Restate all entries exactly.

*** Data supplied Section Begins ***
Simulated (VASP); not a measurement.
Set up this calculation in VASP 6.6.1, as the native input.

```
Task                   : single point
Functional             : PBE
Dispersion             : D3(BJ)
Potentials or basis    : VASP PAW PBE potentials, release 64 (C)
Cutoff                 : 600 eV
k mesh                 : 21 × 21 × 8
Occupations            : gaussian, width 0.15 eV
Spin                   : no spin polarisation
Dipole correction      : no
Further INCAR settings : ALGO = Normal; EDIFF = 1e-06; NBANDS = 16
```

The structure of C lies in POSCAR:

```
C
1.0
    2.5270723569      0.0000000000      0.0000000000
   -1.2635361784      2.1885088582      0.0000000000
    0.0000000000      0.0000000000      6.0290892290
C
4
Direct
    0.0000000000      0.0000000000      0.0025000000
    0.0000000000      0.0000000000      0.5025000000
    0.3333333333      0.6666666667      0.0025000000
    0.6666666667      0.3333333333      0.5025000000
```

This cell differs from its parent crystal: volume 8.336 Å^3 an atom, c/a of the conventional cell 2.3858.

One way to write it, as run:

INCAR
*** Data supplied Section Ends ***

→ Task solution
Simulated (VASP); not a measurement.
Set up this calculation in VASP 6.6.1, as the native input.

```
Task                   : single point
Functional             : PBE
Dispersion             : D3(BJ)
Potentials or basis    : VASP PAW PBE potentials, release 64 (C)
Cutoff                 : 600 eV
k mesh                 : 21 × 21 × 8
Occupations            : gaussian, width 0.15 eV
Spin                   : no spin polarisation
Dipole correction      : no
Further INCAR settings : ALGO = Normal; EDIFF = 1e-06; NBANDS = 16
```

The structure of C lies in POSCAR:

```
C
1.0
    2.5270723569      0.0000000000      0.0000000000
   -1.2635361784      2.1885088582      0.0000000000
    0.0000000000      0.0000000000      6.0290892290
C
4
Direct
    0.0000000000      0.0000000000      0.0025000000
    0.0000000000      0.0000000000      0.5025000000
    0.3333333333      0.6666666667      0.0025000000
    0.6666666667      0.3333333333      0.5025000000
```

This cell differs from its parent crystal: volume 8.336 Å^3 an atom, c/a of the conventional cell 2.3858.

One way to write it, as run:

INCAR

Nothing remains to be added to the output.